Records shown:
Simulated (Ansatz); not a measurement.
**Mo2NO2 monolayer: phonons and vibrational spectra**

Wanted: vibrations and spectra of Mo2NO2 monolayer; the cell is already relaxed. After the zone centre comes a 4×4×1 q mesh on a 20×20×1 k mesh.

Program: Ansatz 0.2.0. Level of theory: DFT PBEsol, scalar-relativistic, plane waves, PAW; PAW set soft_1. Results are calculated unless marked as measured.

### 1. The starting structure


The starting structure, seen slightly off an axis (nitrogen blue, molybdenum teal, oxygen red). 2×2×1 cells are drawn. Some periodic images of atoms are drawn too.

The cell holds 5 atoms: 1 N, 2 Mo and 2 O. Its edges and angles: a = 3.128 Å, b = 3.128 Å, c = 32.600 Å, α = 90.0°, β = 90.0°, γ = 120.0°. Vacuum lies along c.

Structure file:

Activity: Above are the records; please copy exactly their first line and each line after it through the line containing "The cell holds", and no line after that.

Written reply:
Simulated (Ansatz); not a measurement.
**Mo2NO2 monolayer: phonons and vibrational spectra**

Wanted: vibrations and spectra of Mo2NO2 monolayer; the cell is already relaxed. After the zone centre comes a 4×4×1 q mesh on a 20×20×1 k mesh.

Program: Ansatz 0.2.0. Level of theory: DFT PBEsol, scalar-relativistic, plane waves, PAW; PAW set soft_1. Results are calculated unless marked as measured.

### 1. The starting structure


The starting structure, seen slightly off an axis (nitrogen blue, molybdenum teal, oxygen red). 2×2×1 cells are drawn. Some periodic images of atoms are drawn too.

The cell holds 5 atoms: 1 N, 2 Mo and 2 O. Its edges and angles: a = 3.128 Å, b = 3.128 Å, c = 32.600 Å, α = 90.0°, β = 90.0°, γ = 120.0°. Vacuum lies along c.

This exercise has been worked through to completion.